§ **Assignment**
Please transcribe the entries below without changing a single character.

§ **Provided records**
┄┄┄┄┄┄┄┄┄┄┄┄┄┄┄┄┄┄┄┄
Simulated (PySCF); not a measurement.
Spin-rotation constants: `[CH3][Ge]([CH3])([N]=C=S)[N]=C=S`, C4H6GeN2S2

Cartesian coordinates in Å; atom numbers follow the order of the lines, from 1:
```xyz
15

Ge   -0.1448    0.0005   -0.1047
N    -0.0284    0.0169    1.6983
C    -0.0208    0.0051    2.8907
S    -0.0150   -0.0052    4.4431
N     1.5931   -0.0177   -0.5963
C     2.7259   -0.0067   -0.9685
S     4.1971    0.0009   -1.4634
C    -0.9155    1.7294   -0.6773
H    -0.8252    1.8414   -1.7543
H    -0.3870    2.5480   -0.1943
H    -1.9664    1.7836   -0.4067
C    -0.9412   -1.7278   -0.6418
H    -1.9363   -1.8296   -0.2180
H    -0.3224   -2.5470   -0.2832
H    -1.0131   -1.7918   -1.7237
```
┄┄┄┄┄┄┄┄┄┄┄┄┄┄┄┄┄┄┄┄

§ **Response box**
Simulated (PySCF); not a measurement.
Spin-rotation constants: `[CH3][Ge]([CH3])([N]=C=S)[N]=C=S`, C4H6GeN2S2

Cartesian coordinates in Å; atom numbers follow the order of the lines, from 1:
```xyz
15

Ge   -0.1448    0.0005   -0.1047
N    -0.0284    0.0169    1.6983
C    -0.0208    0.0051    2.8907
S    -0.0150   -0.0052    4.4431
N     1.5931   -0.0177   -0.5963
C     2.7259   -0.0067   -0.9685
S     4.1971    0.0009   -1.4634
C    -0.9155    1.7294   -0.6773
H    -0.8252    1.8414   -1.7543
H    -0.3870    2.5480   -0.1943
H    -1.9664    1.7836   -0.4067
C    -0.9412   -1.7278   -0.6418
H    -1.9363   -1.8296   -0.2180
H    -0.3224   -2.5470   -0.2832
H    -1.0131   -1.7918   -1.7237
```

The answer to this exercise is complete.